★ ★ ★ ★ ★

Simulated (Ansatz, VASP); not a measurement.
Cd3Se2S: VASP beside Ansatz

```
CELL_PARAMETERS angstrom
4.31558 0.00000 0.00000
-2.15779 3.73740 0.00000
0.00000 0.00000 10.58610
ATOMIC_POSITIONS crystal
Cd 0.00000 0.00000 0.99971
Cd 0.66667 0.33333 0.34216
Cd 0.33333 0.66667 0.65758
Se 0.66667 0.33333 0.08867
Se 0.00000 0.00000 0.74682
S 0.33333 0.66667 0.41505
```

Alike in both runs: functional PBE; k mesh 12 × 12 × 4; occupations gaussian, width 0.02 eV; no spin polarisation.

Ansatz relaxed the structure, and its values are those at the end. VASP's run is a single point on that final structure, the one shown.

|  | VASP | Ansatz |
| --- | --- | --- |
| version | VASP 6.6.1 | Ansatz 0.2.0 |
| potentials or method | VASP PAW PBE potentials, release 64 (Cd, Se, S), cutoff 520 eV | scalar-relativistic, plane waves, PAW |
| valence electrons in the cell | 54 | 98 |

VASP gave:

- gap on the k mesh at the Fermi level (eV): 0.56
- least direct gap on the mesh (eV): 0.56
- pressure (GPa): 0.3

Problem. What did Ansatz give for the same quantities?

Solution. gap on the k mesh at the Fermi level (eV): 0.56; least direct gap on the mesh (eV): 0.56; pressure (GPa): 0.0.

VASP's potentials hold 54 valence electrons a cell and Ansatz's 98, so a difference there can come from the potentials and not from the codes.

★ ★ ★ ★ ★

• REQUIRED ACTION
All lines above between those holding "Ansatz 0.2.0 |" and "Solution. gap on", inclusive, must be set down unchanged, and no other line may be included.

• EXPECTED ANSWER
| version | VASP 6.6.1 | Ansatz 0.2.0 |
| potentials or method | VASP PAW PBE potentials, release 64 (Cd, Se, S), cutoff 520 eV | scalar-relativistic, plane waves, PAW |
| valence electrons in the cell | 54 | 98 |

VASP gave:

- gap on the k mesh at the Fermi level (eV): 0.56
- least direct gap on the mesh (eV): 0.56
- pressure (GPa): 0.3

Problem. What did Ansatz give for the same quantities?

Solution. gap on the k mesh at the Fermi level (eV): 0.56; least direct gap on the mesh (eV): 0.56; pressure (GPa): 0.0.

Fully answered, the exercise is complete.